= Task item =
Output the opening lines of the records exactly. End with the line that contains "Answer: One equivalent".

= Supplied information =
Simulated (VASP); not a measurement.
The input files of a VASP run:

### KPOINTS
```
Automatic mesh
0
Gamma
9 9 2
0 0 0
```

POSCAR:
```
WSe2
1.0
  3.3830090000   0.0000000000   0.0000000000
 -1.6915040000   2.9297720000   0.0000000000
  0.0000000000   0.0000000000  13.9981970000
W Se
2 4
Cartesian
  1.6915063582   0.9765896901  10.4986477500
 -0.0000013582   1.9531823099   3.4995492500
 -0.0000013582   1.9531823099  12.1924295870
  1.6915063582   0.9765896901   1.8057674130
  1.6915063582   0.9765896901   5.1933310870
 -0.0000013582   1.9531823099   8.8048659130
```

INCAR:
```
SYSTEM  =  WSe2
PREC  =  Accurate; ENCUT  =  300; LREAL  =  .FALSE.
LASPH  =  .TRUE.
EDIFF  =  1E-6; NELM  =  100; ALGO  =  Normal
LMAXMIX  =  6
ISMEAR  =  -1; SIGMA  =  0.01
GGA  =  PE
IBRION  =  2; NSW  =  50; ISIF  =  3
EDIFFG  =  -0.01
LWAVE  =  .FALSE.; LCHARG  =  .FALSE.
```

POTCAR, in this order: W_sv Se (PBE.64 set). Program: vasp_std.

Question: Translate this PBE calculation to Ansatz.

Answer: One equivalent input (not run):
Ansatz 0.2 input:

= Expected answer =
Simulated (VASP); not a measurement.
The input files of a VASP run:

### KPOINTS
```
Automatic mesh
0
Gamma
9 9 2
0 0 0
```

POSCAR:
```
WSe2
1.0
  3.3830090000   0.0000000000   0.0000000000
 -1.6915040000   2.9297720000   0.0000000000
  0.0000000000   0.0000000000  13.9981970000
W Se
2 4
Cartesian
  1.6915063582   0.9765896901  10.4986477500
 -0.0000013582   1.9531823099   3.4995492500
 -0.0000013582   1.9531823099  12.1924295870
  1.6915063582   0.9765896901   1.8057674130
  1.6915063582   0.9765896901   5.1933310870
 -0.0000013582   1.9531823099   8.8048659130
```

INCAR:
```
SYSTEM  =  WSe2
PREC  =  Accurate; ENCUT  =  300; LREAL  =  .FALSE.
LASPH  =  .TRUE.
EDIFF  =  1E-6; NELM  =  100; ALGO  =  Normal
LMAXMIX  =  6
ISMEAR  =  -1; SIGMA  =  0.01
GGA  =  PE
IBRION  =  2; NSW  =  50; ISIF  =  3
EDIFFG  =  -0.01
LWAVE  =  .FALSE.; LCHARG  =  .FALSE.
```

POTCAR, in this order: W_sv Se (PBE.64 set). Program: vasp_std.

Question: Translate this PBE calculation to Ansatz.

Answer: One equivalent input (not run):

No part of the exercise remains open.